◆ **SUPPLIED MATERIAL**
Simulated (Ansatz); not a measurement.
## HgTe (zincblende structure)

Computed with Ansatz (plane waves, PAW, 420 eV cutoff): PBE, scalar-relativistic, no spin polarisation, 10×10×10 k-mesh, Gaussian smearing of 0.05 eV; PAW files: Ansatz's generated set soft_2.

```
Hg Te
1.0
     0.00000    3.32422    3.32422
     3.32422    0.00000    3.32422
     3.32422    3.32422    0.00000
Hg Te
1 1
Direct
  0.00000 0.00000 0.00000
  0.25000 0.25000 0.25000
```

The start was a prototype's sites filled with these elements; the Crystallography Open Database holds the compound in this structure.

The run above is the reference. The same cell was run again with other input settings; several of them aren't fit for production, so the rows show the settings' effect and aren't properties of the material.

◆ **WORK REQUEST**
Only the lines above starting at the line that holds "## HgTe (zincblende structure)" and ending at the line that holds "The start was" are to be repeated, exactly and in full.

◆ **REPLY**
## HgTe (zincblende structure)

Computed with Ansatz (plane waves, PAW, 420 eV cutoff): PBE, scalar-relativistic, no spin polarisation, 10×10×10 k-mesh, Gaussian smearing of 0.05 eV; PAW files: Ansatz's generated set soft_2.

```
Hg Te
1.0
     0.00000    3.32422    3.32422
     3.32422    0.00000    3.32422
     3.32422    3.32422    0.00000
Hg Te
1 1
Direct
  0.00000 0.00000 0.00000
  0.25000 0.25000 0.25000
```

The start was a prototype's sites filled with these elements; the Crystallography Open Database holds the compound in this structure.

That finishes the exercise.